■ Source information ■
.....

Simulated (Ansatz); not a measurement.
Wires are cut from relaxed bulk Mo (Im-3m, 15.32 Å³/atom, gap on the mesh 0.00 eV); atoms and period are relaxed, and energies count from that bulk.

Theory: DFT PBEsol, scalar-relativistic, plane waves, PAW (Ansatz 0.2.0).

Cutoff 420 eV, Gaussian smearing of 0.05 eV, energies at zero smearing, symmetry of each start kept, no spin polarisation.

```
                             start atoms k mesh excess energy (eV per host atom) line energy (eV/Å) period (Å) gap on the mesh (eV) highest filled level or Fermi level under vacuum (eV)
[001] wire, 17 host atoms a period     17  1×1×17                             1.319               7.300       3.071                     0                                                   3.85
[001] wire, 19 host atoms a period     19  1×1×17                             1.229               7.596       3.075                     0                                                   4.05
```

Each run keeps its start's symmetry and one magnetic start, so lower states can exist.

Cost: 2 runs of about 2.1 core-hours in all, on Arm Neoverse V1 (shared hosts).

.....

■ Exercise ■
All lines from the beginning of the listing through the one with "Theory: DFT PBEsol, scalar-relativistic, plane" are to be restated word for word, and only those.

■ Worked solution ■
Simulated (Ansatz); not a measurement.
Wires are cut from relaxed bulk Mo (Im-3m, 15.32 Å³/atom, gap on the mesh 0.00 eV); atoms and period are relaxed, and energies count from that bulk.

Theory: DFT PBEsol, scalar-relativistic, plane waves, PAW (Ansatz 0.2.0).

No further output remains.